Extracted entries>
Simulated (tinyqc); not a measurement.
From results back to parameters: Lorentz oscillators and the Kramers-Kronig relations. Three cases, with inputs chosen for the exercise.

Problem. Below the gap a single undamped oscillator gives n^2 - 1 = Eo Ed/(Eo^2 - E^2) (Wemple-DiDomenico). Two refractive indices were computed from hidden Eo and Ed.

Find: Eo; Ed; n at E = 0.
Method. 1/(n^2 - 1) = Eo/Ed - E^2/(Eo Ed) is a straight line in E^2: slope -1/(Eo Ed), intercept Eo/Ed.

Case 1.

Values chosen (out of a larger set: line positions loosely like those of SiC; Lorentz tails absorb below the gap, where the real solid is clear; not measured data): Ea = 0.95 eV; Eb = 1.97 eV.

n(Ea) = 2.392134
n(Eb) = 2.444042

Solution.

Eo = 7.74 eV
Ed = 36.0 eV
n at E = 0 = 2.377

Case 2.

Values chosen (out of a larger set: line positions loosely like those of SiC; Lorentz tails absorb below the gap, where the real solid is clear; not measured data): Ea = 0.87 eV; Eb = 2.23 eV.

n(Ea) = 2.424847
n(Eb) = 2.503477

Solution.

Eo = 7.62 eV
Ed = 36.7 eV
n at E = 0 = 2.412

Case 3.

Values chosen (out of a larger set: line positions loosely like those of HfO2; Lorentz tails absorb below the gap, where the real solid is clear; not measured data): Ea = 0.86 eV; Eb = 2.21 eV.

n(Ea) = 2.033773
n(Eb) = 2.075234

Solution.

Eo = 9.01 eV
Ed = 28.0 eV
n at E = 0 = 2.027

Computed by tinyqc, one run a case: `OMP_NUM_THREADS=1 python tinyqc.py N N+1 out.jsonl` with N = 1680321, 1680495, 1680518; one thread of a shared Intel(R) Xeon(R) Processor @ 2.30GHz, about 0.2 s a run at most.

Required action>
What you write must be the entries restated word for word, from the opening line through the one holding "n at E = 0 = 2.027", with nothing else.

Your response>
Simulated (tinyqc); not a measurement.
From results back to parameters: Lorentz oscillators and the Kramers-Kronig relations. Three cases, with inputs chosen for the exercise.

Problem. Below the gap a single undamped oscillator gives n^2 - 1 = Eo Ed/(Eo^2 - E^2) (Wemple-DiDomenico). Two refractive indices were computed from hidden Eo and Ed.

Find: Eo; Ed; n at E = 0.
Method. 1/(n^2 - 1) = Eo/Ed - E^2/(Eo Ed) is a straight line in E^2: slope -1/(Eo Ed), intercept Eo/Ed.

Case 1.

Values chosen (out of a larger set: line positions loosely like those of SiC; Lorentz tails absorb below the gap, where the real solid is clear; not measured data): Ea = 0.95 eV; Eb = 1.97 eV.

n(Ea) = 2.392134
n(Eb) = 2.444042

Solution.

Eo = 7.74 eV
Ed = 36.0 eV
n at E = 0 = 2.377

Case 2.

Values chosen (out of a larger set: line positions loosely like those of SiC; Lorentz tails absorb below the gap, where the real solid is clear; not measured data): Ea = 0.87 eV; Eb = 2.23 eV.

n(Ea) = 2.424847
n(Eb) = 2.503477

Solution.

Eo = 7.62 eV
Ed = 36.7 eV
n at E = 0 = 2.412

Case 3.

Values chosen (out of a larger set: line positions loosely like those of HfO2; Lorentz tails absorb below the gap, where the real solid is clear; not measured data): Ea = 0.86 eV; Eb = 2.21 eV.

n(Ea) = 2.033773
n(Eb) = 2.075234

Solution.

Eo = 9.01 eV
Ed = 28.0 eV
n at E = 0 = 2.027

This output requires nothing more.